Requirement -
In your answer, print each of the records below exactly.

Data provided -
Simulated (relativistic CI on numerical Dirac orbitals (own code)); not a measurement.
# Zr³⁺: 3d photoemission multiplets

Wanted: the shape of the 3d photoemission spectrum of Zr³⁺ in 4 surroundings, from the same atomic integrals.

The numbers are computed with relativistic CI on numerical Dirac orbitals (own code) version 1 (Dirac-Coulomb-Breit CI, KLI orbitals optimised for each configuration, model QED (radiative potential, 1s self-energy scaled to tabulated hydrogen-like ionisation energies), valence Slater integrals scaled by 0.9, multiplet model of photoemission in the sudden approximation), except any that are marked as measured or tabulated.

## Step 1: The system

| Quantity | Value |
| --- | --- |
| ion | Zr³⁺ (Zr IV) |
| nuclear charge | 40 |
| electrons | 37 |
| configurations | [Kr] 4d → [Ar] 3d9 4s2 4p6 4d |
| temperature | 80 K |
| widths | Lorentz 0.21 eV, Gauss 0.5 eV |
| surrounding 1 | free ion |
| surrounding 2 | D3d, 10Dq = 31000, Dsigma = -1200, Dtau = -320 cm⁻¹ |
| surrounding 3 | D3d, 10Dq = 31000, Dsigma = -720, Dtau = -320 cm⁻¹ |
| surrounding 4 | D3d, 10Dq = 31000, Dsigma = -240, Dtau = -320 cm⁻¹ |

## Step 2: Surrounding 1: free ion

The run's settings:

Task output -
Simulated (relativistic CI on numerical Dirac orbitals (own code)); not a measurement.
# Zr³⁺: 3d photoemission multiplets

Wanted: the shape of the 3d photoemission spectrum of Zr³⁺ in 4 surroundings, from the same atomic integrals.

The numbers are computed with relativistic CI on numerical Dirac orbitals (own code) version 1 (Dirac-Coulomb-Breit CI, KLI orbitals optimised for each configuration, model QED (radiative potential, 1s self-energy scaled to tabulated hydrogen-like ionisation energies), valence Slater integrals scaled by 0.9, multiplet model of photoemission in the sudden approximation), except any that are marked as measured or tabulated.

## Step 1: The system

| Quantity | Value |
| --- | --- |
| ion | Zr³⁺ (Zr IV) |
| nuclear charge | 40 |
| electrons | 37 |
| configurations | [Kr] 4d → [Ar] 3d9 4s2 4p6 4d |
| temperature | 80 K |
| widths | Lorentz 0.21 eV, Gauss 0.5 eV |
| surrounding 1 | free ion |
| surrounding 2 | D3d, 10Dq = 31000, Dsigma = -1200, Dtau = -320 cm⁻¹ |
| surrounding 3 | D3d, 10Dq = 31000, Dsigma = -720, Dtau = -320 cm⁻¹ |
| surrounding 4 | D3d, 10Dq = 31000, Dsigma = -240, Dtau = -320 cm⁻¹ |

## Step 2: Surrounding 1: free ion

The run's settings:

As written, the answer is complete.